▶ [Brief]
For every entry that follows, return an identical copy.

▶ [Given records]
◆ ◆ ◆ ◆

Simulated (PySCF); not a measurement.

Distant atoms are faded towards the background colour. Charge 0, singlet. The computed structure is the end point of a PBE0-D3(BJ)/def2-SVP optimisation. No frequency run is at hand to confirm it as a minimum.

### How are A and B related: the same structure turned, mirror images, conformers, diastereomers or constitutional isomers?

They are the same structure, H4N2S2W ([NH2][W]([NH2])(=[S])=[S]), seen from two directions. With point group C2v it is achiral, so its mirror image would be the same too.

◆ ◆ ◆ ◆

▶ [Your solution]
Simulated (PySCF); not a measurement.

Distant atoms are faded towards the background colour. Charge 0, singlet. The computed structure is the end point of a PBE0-D3(BJ)/def2-SVP optimisation. No frequency run is at hand to confirm it as a minimum.

### How are A and B related: the same structure turned, mirror images, conformers, diastereomers or constitutional isomers?

They are the same structure, H4N2S2W ([NH2][W]([NH2])(=[S])=[S]), seen from two directions. With point group C2v it is achiral, so its mirror image would be the same too.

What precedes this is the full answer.